## Dataset records
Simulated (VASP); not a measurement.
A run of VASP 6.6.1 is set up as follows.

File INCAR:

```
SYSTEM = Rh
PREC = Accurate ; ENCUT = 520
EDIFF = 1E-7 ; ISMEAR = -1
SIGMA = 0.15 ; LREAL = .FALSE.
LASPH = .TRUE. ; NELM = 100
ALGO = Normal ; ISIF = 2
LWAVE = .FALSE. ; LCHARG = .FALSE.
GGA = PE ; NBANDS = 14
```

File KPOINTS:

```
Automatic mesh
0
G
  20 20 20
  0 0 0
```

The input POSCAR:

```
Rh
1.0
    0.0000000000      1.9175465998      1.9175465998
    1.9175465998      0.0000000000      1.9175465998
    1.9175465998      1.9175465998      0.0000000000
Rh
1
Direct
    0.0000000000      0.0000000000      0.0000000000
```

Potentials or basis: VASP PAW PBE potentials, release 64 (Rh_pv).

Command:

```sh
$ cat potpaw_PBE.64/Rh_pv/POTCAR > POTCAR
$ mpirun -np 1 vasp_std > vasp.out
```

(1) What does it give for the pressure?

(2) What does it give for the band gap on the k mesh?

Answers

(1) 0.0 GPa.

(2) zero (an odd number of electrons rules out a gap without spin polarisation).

## Work order
Exactly repeat the lines running from the top of the listing to the line bearing "(1) 0.0 GPa.", both of those lines included, and only them.

## Exercise response
Simulated (VASP); not a measurement.
A run of VASP 6.6.1 is set up as follows.

File INCAR:

```
SYSTEM = Rh
PREC = Accurate ; ENCUT = 520
EDIFF = 1E-7 ; ISMEAR = -1
SIGMA = 0.15 ; LREAL = .FALSE.
LASPH = .TRUE. ; NELM = 100
ALGO = Normal ; ISIF = 2
LWAVE = .FALSE. ; LCHARG = .FALSE.
GGA = PE ; NBANDS = 14
```

File KPOINTS:

```
Automatic mesh
0
G
  20 20 20
  0 0 0
```

The input POSCAR:

```
Rh
1.0
    0.0000000000      1.9175465998      1.9175465998
    1.9175465998      0.0000000000      1.9175465998
    1.9175465998      1.9175465998      0.0000000000
Rh
1
Direct
    0.0000000000      0.0000000000      0.0000000000
```

Potentials or basis: VASP PAW PBE potentials, release 64 (Rh_pv).

Command:

```sh
$ cat potpaw_PBE.64/Rh_pv/POTCAR > POTCAR
$ mpirun -np 1 vasp_std > vasp.out
```

(1) What does it give for the pressure?

(2) What does it give for the band gap on the k mesh?

Answers

(1) 0.0 GPa.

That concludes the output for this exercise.